● **ASSIGNED TASK**
Please return the full listing. Every line must match exactly.

● **PROVIDED DATA**
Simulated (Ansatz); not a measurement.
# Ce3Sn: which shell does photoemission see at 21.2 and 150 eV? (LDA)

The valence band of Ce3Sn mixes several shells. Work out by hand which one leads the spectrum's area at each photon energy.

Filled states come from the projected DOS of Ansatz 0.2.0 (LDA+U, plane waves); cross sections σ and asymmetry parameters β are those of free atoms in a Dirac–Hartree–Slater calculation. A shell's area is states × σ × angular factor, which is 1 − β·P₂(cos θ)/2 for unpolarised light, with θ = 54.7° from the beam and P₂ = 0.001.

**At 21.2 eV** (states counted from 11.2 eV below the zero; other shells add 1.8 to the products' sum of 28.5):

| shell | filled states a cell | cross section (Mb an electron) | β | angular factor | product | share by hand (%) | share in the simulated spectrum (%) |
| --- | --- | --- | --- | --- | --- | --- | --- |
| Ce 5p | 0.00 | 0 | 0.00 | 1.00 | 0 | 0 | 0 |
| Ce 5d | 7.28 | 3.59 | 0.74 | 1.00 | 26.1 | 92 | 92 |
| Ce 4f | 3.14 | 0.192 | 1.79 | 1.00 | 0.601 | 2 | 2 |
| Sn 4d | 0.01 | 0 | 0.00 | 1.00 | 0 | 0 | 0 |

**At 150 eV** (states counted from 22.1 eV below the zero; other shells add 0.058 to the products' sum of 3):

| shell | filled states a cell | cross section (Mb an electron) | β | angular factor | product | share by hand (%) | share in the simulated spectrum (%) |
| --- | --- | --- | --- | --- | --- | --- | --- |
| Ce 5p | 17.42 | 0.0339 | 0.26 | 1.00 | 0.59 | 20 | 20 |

● **WRITTEN SOLUTION**
Simulated (Ansatz); not a measurement.
# Ce3Sn: which shell does photoemission see at 21.2 and 150 eV? (LDA)

The valence band of Ce3Sn mixes several shells. Work out by hand which one leads the spectrum's area at each photon energy.

Filled states come from the projected DOS of Ansatz 0.2.0 (LDA+U, plane waves); cross sections σ and asymmetry parameters β are those of free atoms in a Dirac–Hartree–Slater calculation. A shell's area is states × σ × angular factor, which is 1 − β·P₂(cos θ)/2 for unpolarised light, with θ = 54.7° from the beam and P₂ = 0.001.

**At 21.2 eV** (states counted from 11.2 eV below the zero; other shells add 1.8 to the products' sum of 28.5):

| shell | filled states a cell | cross section (Mb an electron) | β | angular factor | product | share by hand (%) | share in the simulated spectrum (%) |
| --- | --- | --- | --- | --- | --- | --- | --- |
| Ce 5p | 0.00 | 0 | 0.00 | 1.00 | 0 | 0 | 0 |
| Ce 5d | 7.28 | 3.59 | 0.74 | 1.00 | 26.1 | 92 | 92 |
| Ce 4f | 3.14 | 0.192 | 1.79 | 1.00 | 0.601 | 2 | 2 |
| Sn 4d | 0.01 | 0 | 0.00 | 1.00 | 0 | 0 | 0 |

**At 150 eV** (states counted from 22.1 eV below the zero; other shells add 0.058 to the products' sum of 3):

| shell | filled states a cell | cross section (Mb an electron) | β | angular factor | product | share by hand (%) | share in the simulated spectrum (%) |
| --- | --- | --- | --- | --- | --- | --- | --- |
| Ce 5p | 17.42 | 0.0339 | 0.26 | 1.00 | 0.59 | 20 | 20 |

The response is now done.